» **Requirement**:
The answer should reproduce the listing below character for character.

Data records section start

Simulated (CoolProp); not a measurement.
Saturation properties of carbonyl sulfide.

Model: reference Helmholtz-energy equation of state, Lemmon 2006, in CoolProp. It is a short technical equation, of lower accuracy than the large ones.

Data records section end

» **Response box**:
Simulated (CoolProp); not a measurement.
Saturation properties of carbonyl sulfide.

Model: reference Helmholtz-energy equation of state, Lemmon 2006, in CoolProp. It is a short technical equation, of lower accuracy than the large ones.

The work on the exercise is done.